- [ASSIGNMENT]
Reproduce each line of the material exactly as it reads.

- [ENTRIES SUPPLIED]
------------------------------

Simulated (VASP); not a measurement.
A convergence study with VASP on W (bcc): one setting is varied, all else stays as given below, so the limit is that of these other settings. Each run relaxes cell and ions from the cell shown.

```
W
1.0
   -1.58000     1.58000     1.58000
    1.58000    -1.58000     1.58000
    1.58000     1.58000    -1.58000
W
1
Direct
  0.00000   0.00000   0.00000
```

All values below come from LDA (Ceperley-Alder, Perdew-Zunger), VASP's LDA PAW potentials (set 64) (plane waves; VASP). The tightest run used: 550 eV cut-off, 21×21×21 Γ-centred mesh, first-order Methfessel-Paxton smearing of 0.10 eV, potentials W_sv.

------------------------------

- [EXERCISE SOLUTION]
Simulated (VASP); not a measurement.
A convergence study with VASP on W (bcc): one setting is varied, all else stays as given below, so the limit is that of these other settings. Each run relaxes cell and ions from the cell shown.

```
W
1.0
   -1.58000     1.58000     1.58000
    1.58000    -1.58000     1.58000
    1.58000     1.58000    -1.58000
W
1
Direct
  0.00000   0.00000   0.00000
```

All values below come from LDA (Ceperley-Alder, Perdew-Zunger), VASP's LDA PAW potentials (set 64) (plane waves; VASP). The tightest run used: 550 eV cut-off, 21×21×21 Γ-centred mesh, first-order Methfessel-Paxton smearing of 0.10 eV, potentials W_sv.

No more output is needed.